▸ **Provided records**
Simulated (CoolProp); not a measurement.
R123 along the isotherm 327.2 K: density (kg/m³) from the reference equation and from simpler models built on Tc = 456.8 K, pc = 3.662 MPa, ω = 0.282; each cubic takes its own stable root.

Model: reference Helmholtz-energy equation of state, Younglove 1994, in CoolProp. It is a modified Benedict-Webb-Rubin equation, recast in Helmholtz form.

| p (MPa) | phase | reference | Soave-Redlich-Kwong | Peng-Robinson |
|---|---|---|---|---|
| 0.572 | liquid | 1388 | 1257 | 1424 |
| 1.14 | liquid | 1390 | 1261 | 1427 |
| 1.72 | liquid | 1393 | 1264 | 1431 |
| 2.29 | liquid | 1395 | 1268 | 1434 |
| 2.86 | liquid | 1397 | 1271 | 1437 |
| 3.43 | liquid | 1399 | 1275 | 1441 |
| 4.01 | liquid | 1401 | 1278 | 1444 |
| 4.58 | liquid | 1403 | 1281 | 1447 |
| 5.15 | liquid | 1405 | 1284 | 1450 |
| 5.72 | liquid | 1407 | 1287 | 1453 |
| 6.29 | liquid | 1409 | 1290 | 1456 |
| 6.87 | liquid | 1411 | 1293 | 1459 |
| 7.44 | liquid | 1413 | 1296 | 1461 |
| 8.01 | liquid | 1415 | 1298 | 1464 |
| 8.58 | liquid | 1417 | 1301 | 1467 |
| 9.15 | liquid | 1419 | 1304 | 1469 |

▸ **Work order**
Word for word, write out each record shown above.

▸ **Solution**
Simulated (CoolProp); not a measurement.
R123 along the isotherm 327.2 K: density (kg/m³) from the reference equation and from simpler models built on Tc = 456.8 K, pc = 3.662 MPa, ω = 0.282; each cubic takes its own stable root.

Model: reference Helmholtz-energy equation of state, Younglove 1994, in CoolProp. It is a modified Benedict-Webb-Rubin equation, recast in Helmholtz form.

| p (MPa) | phase | reference | Soave-Redlich-Kwong | Peng-Robinson |
|---|---|---|---|---|
| 0.572 | liquid | 1388 | 1257 | 1424 |
| 1.14 | liquid | 1390 | 1261 | 1427 |
| 1.72 | liquid | 1393 | 1264 | 1431 |
| 2.29 | liquid | 1395 | 1268 | 1434 |
| 2.86 | liquid | 1397 | 1271 | 1437 |
| 3.43 | liquid | 1399 | 1275 | 1441 |
| 4.01 | liquid | 1401 | 1278 | 1444 |
| 4.58 | liquid | 1403 | 1281 | 1447 |
| 5.15 | liquid | 1405 | 1284 | 1450 |
| 5.72 | liquid | 1407 | 1287 | 1453 |
| 6.29 | liquid | 1409 | 1290 | 1456 |
| 6.87 | liquid | 1411 | 1293 | 1459 |
| 7.44 | liquid | 1413 | 1296 | 1461 |
| 8.01 | liquid | 1415 | 1298 | 1464 |
| 8.58 | liquid | 1417 | 1301 | 1467 |
| 9.15 | liquid | 1419 | 1304 | 1469 |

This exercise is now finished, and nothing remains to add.